• _Requirement_
Your reply should consist solely of the lines from the start of the material below through the line containing "Change from the", reproduced exactly.

Start of Records supplied
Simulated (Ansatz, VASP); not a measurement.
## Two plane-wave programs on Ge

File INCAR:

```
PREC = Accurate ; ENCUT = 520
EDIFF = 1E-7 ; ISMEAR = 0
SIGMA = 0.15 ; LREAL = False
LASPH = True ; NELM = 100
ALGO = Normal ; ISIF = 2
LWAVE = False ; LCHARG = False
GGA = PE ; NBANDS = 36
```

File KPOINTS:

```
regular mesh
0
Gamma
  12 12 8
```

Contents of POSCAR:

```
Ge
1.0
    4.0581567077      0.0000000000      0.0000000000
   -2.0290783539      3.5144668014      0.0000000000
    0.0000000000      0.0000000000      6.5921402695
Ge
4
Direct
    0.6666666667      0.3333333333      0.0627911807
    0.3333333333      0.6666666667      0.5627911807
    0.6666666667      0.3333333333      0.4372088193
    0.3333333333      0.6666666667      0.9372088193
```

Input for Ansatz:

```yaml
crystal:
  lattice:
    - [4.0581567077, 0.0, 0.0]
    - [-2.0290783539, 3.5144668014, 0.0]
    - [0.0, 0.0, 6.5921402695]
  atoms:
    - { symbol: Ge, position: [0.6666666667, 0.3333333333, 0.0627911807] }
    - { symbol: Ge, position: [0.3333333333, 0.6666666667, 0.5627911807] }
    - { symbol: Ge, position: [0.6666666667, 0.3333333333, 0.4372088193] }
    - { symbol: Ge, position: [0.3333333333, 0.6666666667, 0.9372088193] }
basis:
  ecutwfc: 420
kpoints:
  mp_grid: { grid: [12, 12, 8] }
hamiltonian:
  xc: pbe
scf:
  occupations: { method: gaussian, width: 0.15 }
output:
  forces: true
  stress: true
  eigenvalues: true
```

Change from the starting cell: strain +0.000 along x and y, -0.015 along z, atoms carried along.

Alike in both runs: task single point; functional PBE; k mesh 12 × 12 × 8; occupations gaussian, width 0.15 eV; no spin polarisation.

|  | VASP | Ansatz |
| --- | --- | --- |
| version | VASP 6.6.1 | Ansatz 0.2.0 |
End of Records supplied

• _Written answer_
Simulated (Ansatz, VASP); not a measurement.
## Two plane-wave programs on Ge

File INCAR:

```
PREC = Accurate ; ENCUT = 520
EDIFF = 1E-7 ; ISMEAR = 0
SIGMA = 0.15 ; LREAL = False
LASPH = True ; NELM = 100
ALGO = Normal ; ISIF = 2
LWAVE = False ; LCHARG = False
GGA = PE ; NBANDS = 36
```

File KPOINTS:

```
regular mesh
0
Gamma
  12 12 8
```

Contents of POSCAR:

```
Ge
1.0
    4.0581567077      0.0000000000      0.0000000000
   -2.0290783539      3.5144668014      0.0000000000
    0.0000000000      0.0000000000      6.5921402695
Ge
4
Direct
    0.6666666667      0.3333333333      0.0627911807
    0.3333333333      0.6666666667      0.5627911807
    0.6666666667      0.3333333333      0.4372088193
    0.3333333333      0.6666666667      0.9372088193
```

Input for Ansatz:

```yaml
crystal:
  lattice:
    - [4.0581567077, 0.0, 0.0]
    - [-2.0290783539, 3.5144668014, 0.0]
    - [0.0, 0.0, 6.5921402695]
  atoms:
    - { symbol: Ge, position: [0.6666666667, 0.3333333333, 0.0627911807] }
    - { symbol: Ge, position: [0.3333333333, 0.6666666667, 0.5627911807] }
    - { symbol: Ge, position: [0.6666666667, 0.3333333333, 0.4372088193] }
    - { symbol: Ge, position: [0.3333333333, 0.6666666667, 0.9372088193] }
basis:
  ecutwfc: 420
kpoints:
  mp_grid: { grid: [12, 12, 8] }
hamiltonian:
  xc: pbe
scf:
  occupations: { method: gaussian, width: 0.15 }
output:
  forces: true
  stress: true
  eigenvalues: true
```

Change from the starting cell: strain +0.000 along x and y, -0.015 along z, atoms carried along.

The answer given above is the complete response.